Data extracts
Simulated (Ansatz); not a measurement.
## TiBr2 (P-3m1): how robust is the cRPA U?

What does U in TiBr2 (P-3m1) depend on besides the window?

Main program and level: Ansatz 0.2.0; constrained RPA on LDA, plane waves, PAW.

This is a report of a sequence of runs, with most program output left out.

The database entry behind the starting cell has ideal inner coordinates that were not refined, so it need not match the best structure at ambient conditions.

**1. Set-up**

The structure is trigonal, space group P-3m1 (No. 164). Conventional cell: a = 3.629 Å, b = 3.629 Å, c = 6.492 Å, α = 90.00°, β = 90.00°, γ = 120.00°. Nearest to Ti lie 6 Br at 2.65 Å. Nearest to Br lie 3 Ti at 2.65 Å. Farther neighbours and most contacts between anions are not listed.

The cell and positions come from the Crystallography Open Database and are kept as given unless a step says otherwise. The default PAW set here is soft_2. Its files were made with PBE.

Task item
Your answer should be the full set of records, printed exactly.

Response box
Simulated (Ansatz); not a measurement.
## TiBr2 (P-3m1): how robust is the cRPA U?

What does U in TiBr2 (P-3m1) depend on besides the window?

Main program and level: Ansatz 0.2.0; constrained RPA on LDA, plane waves, PAW.

This is a report of a sequence of runs, with most program output left out.

The database entry behind the starting cell has ideal inner coordinates that were not refined, so it need not match the best structure at ambient conditions.

**1. Set-up**

The structure is trigonal, space group P-3m1 (No. 164). Conventional cell: a = 3.629 Å, b = 3.629 Å, c = 6.492 Å, α = 90.00°, β = 90.00°, γ = 120.00°. Nearest to Ti lie 6 Br at 2.65 Å. Nearest to Br lie 3 Ti at 2.65 Å. Farther neighbours and most contacts between anions are not listed.

The cell and positions come from the Crystallography Open Database and are kept as given unless a step says otherwise. The default PAW set here is soft_2. Its files were made with PBE.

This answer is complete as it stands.